● ● ● ● ● ● ●

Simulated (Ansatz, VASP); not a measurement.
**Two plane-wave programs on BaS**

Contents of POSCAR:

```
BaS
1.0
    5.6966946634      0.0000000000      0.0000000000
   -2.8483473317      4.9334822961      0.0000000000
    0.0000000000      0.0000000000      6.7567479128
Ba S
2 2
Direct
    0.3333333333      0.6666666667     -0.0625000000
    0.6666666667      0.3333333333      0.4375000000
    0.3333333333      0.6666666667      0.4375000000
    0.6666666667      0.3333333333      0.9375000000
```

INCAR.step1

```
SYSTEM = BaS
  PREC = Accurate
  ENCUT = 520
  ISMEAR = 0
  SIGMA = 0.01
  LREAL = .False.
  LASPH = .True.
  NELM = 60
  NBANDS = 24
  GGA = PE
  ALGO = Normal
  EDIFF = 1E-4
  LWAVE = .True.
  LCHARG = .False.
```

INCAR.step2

● ● ● ● ● ● ●

• [WORK ORDER] Would you output every entry exactly as it was written?

• [ANSWER SPACE]
Simulated (Ansatz, VASP); not a measurement.
**Two plane-wave programs on BaS**

Contents of POSCAR:

```
BaS
1.0
    5.6966946634      0.0000000000      0.0000000000
   -2.8483473317      4.9334822961      0.0000000000
    0.0000000000      0.0000000000      6.7567479128
Ba S
2 2
Direct
    0.3333333333      0.6666666667     -0.0625000000
    0.6666666667      0.3333333333      0.4375000000
    0.3333333333      0.6666666667      0.4375000000
    0.6666666667      0.3333333333      0.9375000000
```

INCAR.step1

```
SYSTEM = BaS
  PREC = Accurate
  ENCUT = 520
  ISMEAR = 0
  SIGMA = 0.01
  LREAL = .False.
  LASPH = .True.
  NELM = 60
  NBANDS = 24
  GGA = PE
  ALGO = Normal
  EDIFF = 1E-4
  LWAVE = .True.
  LCHARG = .False.
```

INCAR.step2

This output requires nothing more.